## Exercise
Nothing beyond the line containing "Vertical excitations in the gas phase." should be printed; print each line exactly from the first line of the listing below through it.

++++ Records shown ++++

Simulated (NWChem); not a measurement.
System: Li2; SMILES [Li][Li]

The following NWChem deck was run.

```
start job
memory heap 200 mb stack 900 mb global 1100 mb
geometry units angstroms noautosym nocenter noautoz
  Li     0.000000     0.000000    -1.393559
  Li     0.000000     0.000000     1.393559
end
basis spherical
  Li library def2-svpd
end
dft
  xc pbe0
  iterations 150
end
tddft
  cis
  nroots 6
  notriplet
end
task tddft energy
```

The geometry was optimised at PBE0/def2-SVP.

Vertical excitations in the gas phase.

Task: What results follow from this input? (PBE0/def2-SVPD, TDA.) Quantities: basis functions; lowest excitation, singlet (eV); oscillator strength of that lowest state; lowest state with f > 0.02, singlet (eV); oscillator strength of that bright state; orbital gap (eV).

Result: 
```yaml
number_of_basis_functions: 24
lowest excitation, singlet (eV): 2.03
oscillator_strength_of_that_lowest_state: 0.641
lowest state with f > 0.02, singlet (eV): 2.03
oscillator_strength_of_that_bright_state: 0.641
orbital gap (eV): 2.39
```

++++

## Exercise solution
Simulated (NWChem); not a measurement.
System: Li2; SMILES [Li][Li]

The following NWChem deck was run.

```
start job
memory heap 200 mb stack 900 mb global 1100 mb
geometry units angstroms noautosym nocenter noautoz
  Li     0.000000     0.000000    -1.393559
  Li     0.000000     0.000000     1.393559
end
basis spherical
  Li library def2-svpd
end
dft
  xc pbe0
  iterations 150
end
tddft
  cis
  nroots 6
  notriplet
end
task tddft energy
```

The geometry was optimised at PBE0/def2-SVP.

Vertical excitations in the gas phase.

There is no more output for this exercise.